**Brief**
Every line of the data below should be written out word for word.

──────── Record excerpts ────────
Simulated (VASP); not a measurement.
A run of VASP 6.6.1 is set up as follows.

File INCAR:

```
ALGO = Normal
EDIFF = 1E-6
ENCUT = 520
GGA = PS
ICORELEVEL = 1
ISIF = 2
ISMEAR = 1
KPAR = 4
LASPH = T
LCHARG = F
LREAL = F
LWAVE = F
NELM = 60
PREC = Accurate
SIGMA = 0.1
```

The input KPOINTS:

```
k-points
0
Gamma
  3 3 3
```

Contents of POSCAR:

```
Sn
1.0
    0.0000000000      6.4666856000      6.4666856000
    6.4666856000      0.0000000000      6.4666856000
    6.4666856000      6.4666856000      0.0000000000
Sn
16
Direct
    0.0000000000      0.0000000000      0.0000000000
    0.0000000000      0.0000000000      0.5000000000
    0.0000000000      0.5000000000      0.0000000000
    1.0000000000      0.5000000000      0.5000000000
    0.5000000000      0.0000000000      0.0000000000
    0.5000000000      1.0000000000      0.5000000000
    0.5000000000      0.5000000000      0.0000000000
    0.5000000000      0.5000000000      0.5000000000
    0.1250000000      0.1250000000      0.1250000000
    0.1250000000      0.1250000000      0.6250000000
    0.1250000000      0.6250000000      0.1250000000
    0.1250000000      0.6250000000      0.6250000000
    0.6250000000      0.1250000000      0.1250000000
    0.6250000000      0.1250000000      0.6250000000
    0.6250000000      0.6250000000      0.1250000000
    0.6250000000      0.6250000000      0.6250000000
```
────────

**Reply**
Simulated (VASP); not a measurement.
A run of VASP 6.6.1 is set up as follows.

File INCAR:

```
ALGO = Normal
EDIFF = 1E-6
ENCUT = 520
GGA = PS
ICORELEVEL = 1
ISIF = 2
ISMEAR = 1
KPAR = 4
LASPH = T
LCHARG = F
LREAL = F
LWAVE = F
NELM = 60
PREC = Accurate
SIGMA = 0.1
```

The input KPOINTS:

```
k-points
0
Gamma
  3 3 3
```

Contents of POSCAR:

```
Sn
1.0
    0.0000000000      6.4666856000      6.4666856000
    6.4666856000      0.0000000000      6.4666856000
    6.4666856000      6.4666856000      0.0000000000
Sn
16
Direct
    0.0000000000      0.0000000000      0.0000000000
    0.0000000000      0.0000000000      0.5000000000
    0.0000000000      0.5000000000      0.0000000000
    1.0000000000      0.5000000000      0.5000000000
    0.5000000000      0.0000000000      0.0000000000
    0.5000000000      1.0000000000      0.5000000000
    0.5000000000      0.5000000000      0.0000000000
    0.5000000000      0.5000000000      0.5000000000
    0.1250000000      0.1250000000      0.1250000000
    0.1250000000      0.1250000000      0.6250000000
    0.1250000000      0.6250000000      0.1250000000
    0.1250000000      0.6250000000      0.6250000000
    0.6250000000      0.1250000000      0.1250000000
    0.6250000000      0.1250000000      0.6250000000
    0.6250000000      0.6250000000      0.1250000000
    0.6250000000      0.6250000000      0.6250000000
```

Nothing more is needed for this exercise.